TASK ITEM - The records that follow are to be repeated without alteration.

*** Opening of SOURCE DATA ***

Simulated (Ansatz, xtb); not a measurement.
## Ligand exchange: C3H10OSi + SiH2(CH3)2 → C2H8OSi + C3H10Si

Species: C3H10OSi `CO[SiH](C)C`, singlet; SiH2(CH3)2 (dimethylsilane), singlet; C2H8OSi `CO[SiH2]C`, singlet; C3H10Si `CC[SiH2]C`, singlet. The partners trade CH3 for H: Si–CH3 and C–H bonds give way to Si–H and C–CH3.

*** Close of SOURCE DATA ***

WRITTEN SOLUTION -
Simulated (Ansatz, xtb); not a measurement.
## Ligand exchange: C3H10OSi + SiH2(CH3)2 → C2H8OSi + C3H10Si

Species: C3H10OSi `CO[SiH](C)C`, singlet; SiH2(CH3)2 (dimethylsilane), singlet; C2H8OSi `CO[SiH2]C`, singlet; C3H10Si `CC[SiH2]C`, singlet. The partners trade CH3 for H: Si–CH3 and C–H bonds give way to Si–H and C–CH3.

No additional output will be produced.